══════════════════════════════

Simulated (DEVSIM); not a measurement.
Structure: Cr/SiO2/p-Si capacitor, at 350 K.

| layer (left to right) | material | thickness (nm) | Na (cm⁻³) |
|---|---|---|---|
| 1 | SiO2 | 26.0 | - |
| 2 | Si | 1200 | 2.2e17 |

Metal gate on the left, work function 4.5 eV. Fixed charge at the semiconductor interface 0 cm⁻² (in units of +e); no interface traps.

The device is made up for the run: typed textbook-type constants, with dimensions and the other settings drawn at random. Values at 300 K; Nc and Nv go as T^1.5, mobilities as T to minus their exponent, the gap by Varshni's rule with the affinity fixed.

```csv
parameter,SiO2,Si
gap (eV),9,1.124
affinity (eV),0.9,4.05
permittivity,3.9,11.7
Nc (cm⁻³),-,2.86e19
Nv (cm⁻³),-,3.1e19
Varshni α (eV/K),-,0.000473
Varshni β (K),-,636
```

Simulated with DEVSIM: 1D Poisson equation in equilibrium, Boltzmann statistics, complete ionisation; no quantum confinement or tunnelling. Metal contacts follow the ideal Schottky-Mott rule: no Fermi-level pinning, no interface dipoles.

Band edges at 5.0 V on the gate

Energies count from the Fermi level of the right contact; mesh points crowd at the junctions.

══════════════════════════════

_ACTIVITY_. Copy out only the lines above from the one with "Na (cm⁻³) |" to the one with "Band edges at 5.0 V on the gate", inclusive, exactly as they stand.

_REPLY_.
| layer (left to right) | material | thickness (nm) | Na (cm⁻³) |
|---|---|---|---|
| 1 | SiO2 | 26.0 | - |
| 2 | Si | 1200 | 2.2e17 |

Metal gate on the left, work function 4.5 eV. Fixed charge at the semiconductor interface 0 cm⁻² (in units of +e); no interface traps.

The device is made up for the run: typed textbook-type constants, with dimensions and the other settings drawn at random. Values at 300 K; Nc and Nv go as T^1.5, mobilities as T to minus their exponent, the gap by Varshni's rule with the affinity fixed.

```csv
parameter,SiO2,Si
gap (eV),9,1.124
affinity (eV),0.9,4.05
permittivity,3.9,11.7
Nc (cm⁻³),-,2.86e19
Nv (cm⁻³),-,3.1e19
Varshni α (eV/K),-,0.000473
Varshni β (K),-,636
```

Simulated with DEVSIM: 1D Poisson equation in equilibrium, Boltzmann statistics, complete ionisation; no quantum confinement or tunnelling. Metal contacts follow the ideal Schottky-Mott rule: no Fermi-level pinning, no interface dipoles.

Band edges at 5.0 V on the gate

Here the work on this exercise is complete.